Work item -> Each entry below must appear in the output exactly as written.

(Data shown Opens)

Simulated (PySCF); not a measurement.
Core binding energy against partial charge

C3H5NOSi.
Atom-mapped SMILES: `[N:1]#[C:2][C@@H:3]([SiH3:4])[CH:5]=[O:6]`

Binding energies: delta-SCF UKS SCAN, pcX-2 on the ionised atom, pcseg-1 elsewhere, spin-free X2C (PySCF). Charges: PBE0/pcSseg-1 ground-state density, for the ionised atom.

(Data shown Closes)

Reply ->
Simulated (PySCF); not a measurement.
Core binding energy against partial charge

C3H5NOSi.
Atom-mapped SMILES: `[N:1]#[C:2][C@@H:3]([SiH3:4])[CH:5]=[O:6]`

Binding energies: delta-SCF UKS SCAN, pcX-2 on the ionised atom, pcseg-1 elsewhere, spin-free X2C (PySCF). Charges: PBE0/pcSseg-1 ground-state density, for the ionised atom.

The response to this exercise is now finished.